◆ Required action
Exactly as written, return every line of the data below.

+---+

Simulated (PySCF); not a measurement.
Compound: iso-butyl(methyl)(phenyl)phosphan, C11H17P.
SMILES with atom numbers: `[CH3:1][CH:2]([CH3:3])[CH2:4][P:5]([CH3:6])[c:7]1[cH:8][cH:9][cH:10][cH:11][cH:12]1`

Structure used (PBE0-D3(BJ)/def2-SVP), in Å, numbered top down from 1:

+---+

◆ Solution
Simulated (PySCF); not a measurement.
Compound: iso-butyl(methyl)(phenyl)phosphan, C11H17P.
SMILES with atom numbers: `[CH3:1][CH:2]([CH3:3])[CH2:4][P:5]([CH3:6])[c:7]1[cH:8][cH:9][cH:10][cH:11][cH:12]1`

Structure used (PBE0-D3(BJ)/def2-SVP), in Å, numbered top down from 1:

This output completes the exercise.